**Work instruction:**
Only the lines from the start of the data through the one containing "### Read the history and describe the run." belong in your answer; return them exactly.

**Recorded information:**
━━━━━━

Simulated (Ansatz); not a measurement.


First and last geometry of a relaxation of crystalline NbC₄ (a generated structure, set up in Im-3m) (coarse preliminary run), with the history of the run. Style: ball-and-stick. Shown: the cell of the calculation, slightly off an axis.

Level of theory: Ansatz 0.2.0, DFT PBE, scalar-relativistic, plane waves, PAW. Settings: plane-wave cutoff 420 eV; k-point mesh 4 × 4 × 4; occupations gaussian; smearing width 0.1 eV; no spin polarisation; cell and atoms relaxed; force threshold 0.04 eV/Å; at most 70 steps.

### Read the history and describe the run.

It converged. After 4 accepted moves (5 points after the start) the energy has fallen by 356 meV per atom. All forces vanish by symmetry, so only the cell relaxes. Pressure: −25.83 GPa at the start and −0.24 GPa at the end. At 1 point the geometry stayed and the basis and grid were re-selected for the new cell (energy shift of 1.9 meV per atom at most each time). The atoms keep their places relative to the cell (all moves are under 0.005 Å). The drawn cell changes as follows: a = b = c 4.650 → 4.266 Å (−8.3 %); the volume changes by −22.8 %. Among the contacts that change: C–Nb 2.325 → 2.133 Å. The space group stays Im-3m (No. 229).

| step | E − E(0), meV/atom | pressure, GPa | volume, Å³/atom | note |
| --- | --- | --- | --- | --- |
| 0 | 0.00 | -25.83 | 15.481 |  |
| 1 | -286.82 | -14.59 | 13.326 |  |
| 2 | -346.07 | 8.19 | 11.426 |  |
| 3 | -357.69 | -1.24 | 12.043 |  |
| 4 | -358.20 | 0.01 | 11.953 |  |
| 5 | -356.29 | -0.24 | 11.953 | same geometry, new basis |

━━━━━━

**Exercise solution:**
Simulated (Ansatz); not a measurement.


First and last geometry of a relaxation of crystalline NbC₄ (a generated structure, set up in Im-3m) (coarse preliminary run), with the history of the run. Style: ball-and-stick. Shown: the cell of the calculation, slightly off an axis.

Level of theory: Ansatz 0.2.0, DFT PBE, scalar-relativistic, plane waves, PAW. Settings: plane-wave cutoff 420 eV; k-point mesh 4 × 4 × 4; occupations gaussian; smearing width 0.1 eV; no spin polarisation; cell and atoms relaxed; force threshold 0.04 eV/Å; at most 70 steps.

### Read the history and describe the run.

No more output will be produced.